• • • • • • •

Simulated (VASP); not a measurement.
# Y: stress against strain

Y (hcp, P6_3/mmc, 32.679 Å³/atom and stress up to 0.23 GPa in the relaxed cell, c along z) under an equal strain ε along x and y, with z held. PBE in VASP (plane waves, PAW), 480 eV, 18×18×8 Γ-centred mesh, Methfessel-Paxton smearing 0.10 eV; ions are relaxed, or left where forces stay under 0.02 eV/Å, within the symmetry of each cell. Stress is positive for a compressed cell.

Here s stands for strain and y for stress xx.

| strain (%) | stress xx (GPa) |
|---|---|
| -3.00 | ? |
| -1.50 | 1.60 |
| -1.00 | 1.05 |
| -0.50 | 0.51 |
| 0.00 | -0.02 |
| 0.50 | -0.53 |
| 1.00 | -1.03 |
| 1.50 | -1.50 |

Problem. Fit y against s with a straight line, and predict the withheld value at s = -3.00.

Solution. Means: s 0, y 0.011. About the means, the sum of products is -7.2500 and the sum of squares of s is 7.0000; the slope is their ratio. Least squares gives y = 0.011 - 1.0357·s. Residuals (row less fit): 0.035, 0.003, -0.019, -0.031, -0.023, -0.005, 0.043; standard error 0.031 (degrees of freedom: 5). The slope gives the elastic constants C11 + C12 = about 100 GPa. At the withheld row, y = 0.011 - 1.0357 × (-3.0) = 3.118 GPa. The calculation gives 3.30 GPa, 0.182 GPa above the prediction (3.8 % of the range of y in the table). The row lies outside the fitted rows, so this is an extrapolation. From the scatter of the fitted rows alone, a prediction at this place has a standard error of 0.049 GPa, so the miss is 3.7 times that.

• • • • • • •

- [WORK ORDER] Would you set down, word for word, the lines from the opening of the entries above through the line with "# Y: stress against strain", both included, and no others?

- [WRITTEN ANSWER]
Simulated (VASP); not a measurement.
# Y: stress against strain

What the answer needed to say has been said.